WORK INSTRUCTION: Using the data that follows, return exactly the lines from the one that contains "A ball-and-stick model" through the one that contains "Limits of the", ends included.

INFORMATION SHOWN:

Start of Block

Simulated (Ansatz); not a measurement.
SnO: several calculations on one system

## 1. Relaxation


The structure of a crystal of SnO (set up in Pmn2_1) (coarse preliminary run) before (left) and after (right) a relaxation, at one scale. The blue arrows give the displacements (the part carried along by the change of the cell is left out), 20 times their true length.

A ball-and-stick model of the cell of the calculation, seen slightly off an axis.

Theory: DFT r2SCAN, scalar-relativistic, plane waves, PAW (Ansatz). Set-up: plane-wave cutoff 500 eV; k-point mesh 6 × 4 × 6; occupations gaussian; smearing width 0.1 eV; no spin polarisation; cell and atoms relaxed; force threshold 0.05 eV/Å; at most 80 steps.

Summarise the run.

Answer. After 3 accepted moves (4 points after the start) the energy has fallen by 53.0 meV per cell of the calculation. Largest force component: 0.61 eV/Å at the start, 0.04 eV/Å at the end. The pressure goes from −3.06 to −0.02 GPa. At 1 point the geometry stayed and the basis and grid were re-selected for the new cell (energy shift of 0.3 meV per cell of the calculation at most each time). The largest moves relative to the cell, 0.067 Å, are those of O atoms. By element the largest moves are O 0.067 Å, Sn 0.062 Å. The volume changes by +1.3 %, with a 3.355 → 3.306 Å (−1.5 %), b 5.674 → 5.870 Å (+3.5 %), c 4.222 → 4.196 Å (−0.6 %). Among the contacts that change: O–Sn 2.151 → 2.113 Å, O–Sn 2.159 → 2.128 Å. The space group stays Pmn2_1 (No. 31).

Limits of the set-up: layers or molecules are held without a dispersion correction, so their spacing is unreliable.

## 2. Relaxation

End of Block

TASK RESULT:
A ball-and-stick model of the cell of the calculation, seen slightly off an axis.

Theory: DFT r2SCAN, scalar-relativistic, plane waves, PAW (Ansatz). Set-up: plane-wave cutoff 500 eV; k-point mesh 6 × 4 × 6; occupations gaussian; smearing width 0.1 eV; no spin polarisation; cell and atoms relaxed; force threshold 0.05 eV/Å; at most 80 steps.

Summarise the run.

Answer. After 3 accepted moves (4 points after the start) the energy has fallen by 53.0 meV per cell of the calculation. Largest force component: 0.61 eV/Å at the start, 0.04 eV/Å at the end. The pressure goes from −3.06 to −0.02 GPa. At 1 point the geometry stayed and the basis and grid were re-selected for the new cell (energy shift of 0.3 meV per cell of the calculation at most each time). The largest moves relative to the cell, 0.067 Å, are those of O atoms. By element the largest moves are O 0.067 Å, Sn 0.062 Å. The volume changes by +1.3 %, with a 3.355 → 3.306 Å (−1.5 %), b 5.674 → 5.870 Å (+3.5 %), c 4.222 → 4.196 Å (−0.6 %). Among the contacts that change: O–Sn 2.151 → 2.113 Å, O–Sn 2.159 → 2.128 Å. The space group stays Pmn2_1 (No. 31).

Limits of the set-up: layers or molecules are held without a dispersion correction, so their spacing is unreliable.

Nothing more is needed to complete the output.